** Work task **
All entries should be copied exactly, none left out.

——————
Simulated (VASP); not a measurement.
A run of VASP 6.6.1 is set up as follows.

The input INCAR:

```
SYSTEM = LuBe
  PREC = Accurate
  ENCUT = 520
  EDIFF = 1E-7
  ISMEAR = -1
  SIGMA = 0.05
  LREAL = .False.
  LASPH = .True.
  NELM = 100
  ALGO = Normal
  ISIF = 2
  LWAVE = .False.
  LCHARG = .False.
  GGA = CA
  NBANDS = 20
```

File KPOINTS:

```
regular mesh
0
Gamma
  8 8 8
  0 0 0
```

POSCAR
——————

** Task result **
Simulated (VASP); not a measurement.
A run of VASP 6.6.1 is set up as follows.

The input INCAR:

```
SYSTEM = LuBe
  PREC = Accurate
  ENCUT = 520
  EDIFF = 1E-7
  ISMEAR = -1
  SIGMA = 0.05
  LREAL = .False.
  LASPH = .True.
  NELM = 100
  ALGO = Normal
  ISIF = 2
  LWAVE = .False.
  LCHARG = .False.
  GGA = CA
  NBANDS = 20
```

File KPOINTS:

```
regular mesh
0
Gamma
  8 8 8
  0 0 0
```

POSCAR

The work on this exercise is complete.